######

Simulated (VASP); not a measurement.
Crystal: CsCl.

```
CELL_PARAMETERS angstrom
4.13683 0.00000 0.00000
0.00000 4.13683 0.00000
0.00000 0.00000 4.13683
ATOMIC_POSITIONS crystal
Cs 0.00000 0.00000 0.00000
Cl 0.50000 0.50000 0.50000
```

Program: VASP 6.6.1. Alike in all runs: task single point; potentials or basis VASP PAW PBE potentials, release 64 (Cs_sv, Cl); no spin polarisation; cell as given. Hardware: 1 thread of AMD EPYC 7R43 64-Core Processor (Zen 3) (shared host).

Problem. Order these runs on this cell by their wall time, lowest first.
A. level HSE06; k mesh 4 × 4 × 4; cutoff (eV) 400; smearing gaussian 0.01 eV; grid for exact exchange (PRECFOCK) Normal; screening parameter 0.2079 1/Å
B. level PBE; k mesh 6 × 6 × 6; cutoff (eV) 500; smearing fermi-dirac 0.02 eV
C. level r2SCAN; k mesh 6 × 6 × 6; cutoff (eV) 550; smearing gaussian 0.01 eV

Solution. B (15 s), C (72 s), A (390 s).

######

## EXERCISE
Please reproduce, exactly as written, the lines of the records from the first line through the one containing "C. level r2SCAN;".

## ANSWER AREA
Simulated (VASP); not a measurement.
Crystal: CsCl.

```
CELL_PARAMETERS angstrom
4.13683 0.00000 0.00000
0.00000 4.13683 0.00000
0.00000 0.00000 4.13683
ATOMIC_POSITIONS crystal
Cs 0.00000 0.00000 0.00000
Cl 0.50000 0.50000 0.50000
```

Program: VASP 6.6.1. Alike in all runs: task single point; potentials or basis VASP PAW PBE potentials, release 64 (Cs_sv, Cl); no spin polarisation; cell as given. Hardware: 1 thread of AMD EPYC 7R43 64-Core Processor (Zen 3) (shared host).

Problem. Order these runs on this cell by their wall time, lowest first.
A. level HSE06; k mesh 4 × 4 × 4; cutoff (eV) 400; smearing gaussian 0.01 eV; grid for exact exchange (PRECFOCK) Normal; screening parameter 0.2079 1/Å
B. level PBE; k mesh 6 × 6 × 6; cutoff (eV) 500; smearing fermi-dirac 0.02 eV
C. level r2SCAN; k mesh 6 × 6 × 6; cutoff (eV) 550; smearing gaussian 0.01 eV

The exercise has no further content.